++++++++++++++++++++

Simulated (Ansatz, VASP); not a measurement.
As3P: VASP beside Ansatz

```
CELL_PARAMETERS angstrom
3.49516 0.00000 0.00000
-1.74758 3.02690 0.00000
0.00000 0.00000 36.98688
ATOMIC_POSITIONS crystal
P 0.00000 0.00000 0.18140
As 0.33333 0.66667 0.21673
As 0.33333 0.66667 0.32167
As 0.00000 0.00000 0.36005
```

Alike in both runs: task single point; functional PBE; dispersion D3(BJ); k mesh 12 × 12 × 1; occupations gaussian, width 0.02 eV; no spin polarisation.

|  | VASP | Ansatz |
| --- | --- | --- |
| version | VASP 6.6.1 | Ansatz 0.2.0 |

++++++++++++++++++++

### BRIEF
Repeat all the data, every line exactly.

### ANSWER SPACE
Simulated (Ansatz, VASP); not a measurement.
As3P: VASP beside Ansatz

```
CELL_PARAMETERS angstrom
3.49516 0.00000 0.00000
-1.74758 3.02690 0.00000
0.00000 0.00000 36.98688
ATOMIC_POSITIONS crystal
P 0.00000 0.00000 0.18140
As 0.33333 0.66667 0.21673
As 0.33333 0.66667 0.32167
As 0.00000 0.00000 0.36005
```

Alike in both runs: task single point; functional PBE; dispersion D3(BJ); k mesh 12 × 12 × 1; occupations gaussian, width 0.02 eV; no spin polarisation.

|  | VASP | Ansatz |
| --- | --- | --- |
| version | VASP 6.6.1 | Ansatz 0.2.0 |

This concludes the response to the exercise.